- **Action item**
The line containing "Using a parabola, estimate" marks the end: quote every line from the start of the records below through it, word for word.

=== Begin Enclosure ===

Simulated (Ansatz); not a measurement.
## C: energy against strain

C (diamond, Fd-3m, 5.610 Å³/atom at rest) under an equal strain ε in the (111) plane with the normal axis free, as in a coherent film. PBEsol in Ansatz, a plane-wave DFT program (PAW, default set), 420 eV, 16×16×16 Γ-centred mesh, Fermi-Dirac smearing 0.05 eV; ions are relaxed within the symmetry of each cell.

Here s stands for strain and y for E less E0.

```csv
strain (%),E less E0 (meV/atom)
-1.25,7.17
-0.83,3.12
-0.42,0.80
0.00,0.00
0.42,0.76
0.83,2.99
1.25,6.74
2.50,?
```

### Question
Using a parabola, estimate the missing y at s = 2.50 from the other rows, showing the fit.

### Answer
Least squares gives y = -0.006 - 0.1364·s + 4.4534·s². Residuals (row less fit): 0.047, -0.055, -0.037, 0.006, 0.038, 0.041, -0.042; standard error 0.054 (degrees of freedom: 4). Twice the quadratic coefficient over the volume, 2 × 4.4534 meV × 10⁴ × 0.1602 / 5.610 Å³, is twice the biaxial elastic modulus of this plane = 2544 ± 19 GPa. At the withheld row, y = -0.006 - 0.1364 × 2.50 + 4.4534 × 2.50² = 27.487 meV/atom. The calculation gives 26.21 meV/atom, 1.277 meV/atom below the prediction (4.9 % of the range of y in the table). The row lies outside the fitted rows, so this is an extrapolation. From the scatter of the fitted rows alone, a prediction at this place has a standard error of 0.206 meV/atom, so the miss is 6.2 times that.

=== End Enclosure ===

- **Task answer**
Simulated (Ansatz); not a measurement.
## C: energy against strain

C (diamond, Fd-3m, 5.610 Å³/atom at rest) under an equal strain ε in the (111) plane with the normal axis free, as in a coherent film. PBEsol in Ansatz, a plane-wave DFT program (PAW, default set), 420 eV, 16×16×16 Γ-centred mesh, Fermi-Dirac smearing 0.05 eV; ions are relaxed within the symmetry of each cell.

Here s stands for strain and y for E less E0.

```csv
strain (%),E less E0 (meV/atom)
-1.25,7.17
-0.83,3.12
-0.42,0.80
0.00,0.00
0.42,0.76
0.83,2.99
1.25,6.74
2.50,?
```

### Question
Using a parabola, estimate the missing y at s = 2.50 from the other rows, showing the fit.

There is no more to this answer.